EXTRACTED RECORDS —
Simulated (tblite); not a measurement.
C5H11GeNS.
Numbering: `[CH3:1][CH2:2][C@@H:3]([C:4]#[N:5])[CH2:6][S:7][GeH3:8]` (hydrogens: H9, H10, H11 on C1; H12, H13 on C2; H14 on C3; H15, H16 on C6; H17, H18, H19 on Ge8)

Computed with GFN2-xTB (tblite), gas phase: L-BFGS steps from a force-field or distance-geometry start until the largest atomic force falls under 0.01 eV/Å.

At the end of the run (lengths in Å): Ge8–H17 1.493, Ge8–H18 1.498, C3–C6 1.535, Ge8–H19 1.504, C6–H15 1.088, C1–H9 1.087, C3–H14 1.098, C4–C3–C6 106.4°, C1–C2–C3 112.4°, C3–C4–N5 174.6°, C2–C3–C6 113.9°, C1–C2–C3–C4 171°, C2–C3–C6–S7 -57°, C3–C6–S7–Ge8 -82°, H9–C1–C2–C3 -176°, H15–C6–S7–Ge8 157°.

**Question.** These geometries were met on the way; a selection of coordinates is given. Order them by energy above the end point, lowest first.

BRIEF — The task requires that all the material be restated word for word.

SOLUTION —
Simulated (tblite); not a measurement.
C5H11GeNS.
Numbering: `[CH3:1][CH2:2][C@@H:3]([C:4]#[N:5])[CH2:6][S:7][GeH3:8]` (hydrogens: H9, H10, H11 on C1; H12, H13 on C2; H14 on C3; H15, H16 on C6; H17, H18, H19 on Ge8)

Computed with GFN2-xTB (tblite), gas phase: L-BFGS steps from a force-field or distance-geometry start until the largest atomic force falls under 0.01 eV/Å.

At the end of the run (lengths in Å): Ge8–H17 1.493, Ge8–H18 1.498, C3–C6 1.535, Ge8–H19 1.504, C6–H15 1.088, C1–H9 1.087, C3–H14 1.098, C4–C3–C6 106.4°, C1–C2–C3 112.4°, C3–C4–N5 174.6°, C2–C3–C6 113.9°, C1–C2–C3–C4 171°, C2–C3–C6–S7 -57°, C3–C6–S7–Ge8 -82°, H9–C1–C2–C3 -176°, H15–C6–S7–Ge8 157°.

**Question.** These geometries were met on the way; a selection of coordinates is given. Order them by energy above the end point, lowest first.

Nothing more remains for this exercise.